Recorded information >>
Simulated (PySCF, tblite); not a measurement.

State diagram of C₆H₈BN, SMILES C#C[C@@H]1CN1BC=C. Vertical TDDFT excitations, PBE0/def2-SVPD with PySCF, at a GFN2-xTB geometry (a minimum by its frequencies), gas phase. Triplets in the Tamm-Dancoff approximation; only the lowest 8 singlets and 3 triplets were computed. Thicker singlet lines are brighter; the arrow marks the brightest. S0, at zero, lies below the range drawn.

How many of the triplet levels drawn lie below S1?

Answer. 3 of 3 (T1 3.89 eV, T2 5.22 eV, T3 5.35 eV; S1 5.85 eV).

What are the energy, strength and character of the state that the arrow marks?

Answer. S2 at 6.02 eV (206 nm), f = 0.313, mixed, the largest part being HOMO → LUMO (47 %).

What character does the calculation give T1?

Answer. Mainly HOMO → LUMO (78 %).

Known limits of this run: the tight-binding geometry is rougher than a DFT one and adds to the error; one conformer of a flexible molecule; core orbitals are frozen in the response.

Task item >> The output must consist solely of the lines from the first line of the records through the line containing "Answer. Mainly HOMO → LUMO (78 %).", reproduced exactly.

Task solution >>
Simulated (PySCF, tblite); not a measurement.

State diagram of C₆H₈BN, SMILES C#C[C@@H]1CN1BC=C. Vertical TDDFT excitations, PBE0/def2-SVPD with PySCF, at a GFN2-xTB geometry (a minimum by its frequencies), gas phase. Triplets in the Tamm-Dancoff approximation; only the lowest 8 singlets and 3 triplets were computed. Thicker singlet lines are brighter; the arrow marks the brightest. S0, at zero, lies below the range drawn.

How many of the triplet levels drawn lie below S1?

Answer. 3 of 3 (T1 3.89 eV, T2 5.22 eV, T3 5.35 eV; S1 5.85 eV).

What are the energy, strength and character of the state that the arrow marks?

Answer. S2 at 6.02 eV (206 nm), f = 0.313, mixed, the largest part being HOMO → LUMO (47 %).

What character does the calculation give T1?

Answer. Mainly HOMO → LUMO (78 %).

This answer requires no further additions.